→ **Given data**:
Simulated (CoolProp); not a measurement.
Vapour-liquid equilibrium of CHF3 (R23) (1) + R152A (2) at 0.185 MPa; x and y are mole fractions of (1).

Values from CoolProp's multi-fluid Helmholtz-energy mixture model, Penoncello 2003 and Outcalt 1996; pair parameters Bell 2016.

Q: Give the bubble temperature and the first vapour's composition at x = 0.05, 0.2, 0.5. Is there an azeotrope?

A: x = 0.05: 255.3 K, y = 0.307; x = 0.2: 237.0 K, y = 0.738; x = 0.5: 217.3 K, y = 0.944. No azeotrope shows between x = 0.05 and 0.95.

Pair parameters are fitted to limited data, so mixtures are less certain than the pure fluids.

→ **Work task**:
Every entry above needs to be quoted exactly.

→ **Task solution**:
Simulated (CoolProp); not a measurement.
Vapour-liquid equilibrium of CHF3 (R23) (1) + R152A (2) at 0.185 MPa; x and y are mole fractions of (1).

Values from CoolProp's multi-fluid Helmholtz-energy mixture model, Penoncello 2003 and Outcalt 1996; pair parameters Bell 2016.

Q: Give the bubble temperature and the first vapour's composition at x = 0.05, 0.2, 0.5. Is there an azeotrope?

A: x = 0.05: 255.3 K, y = 0.307; x = 0.2: 237.0 K, y = 0.738; x = 0.5: 217.3 K, y = 0.944. No azeotrope shows between x = 0.05 and 0.95.

Pair parameters are fitted to limited data, so mixtures are less certain than the pure fluids.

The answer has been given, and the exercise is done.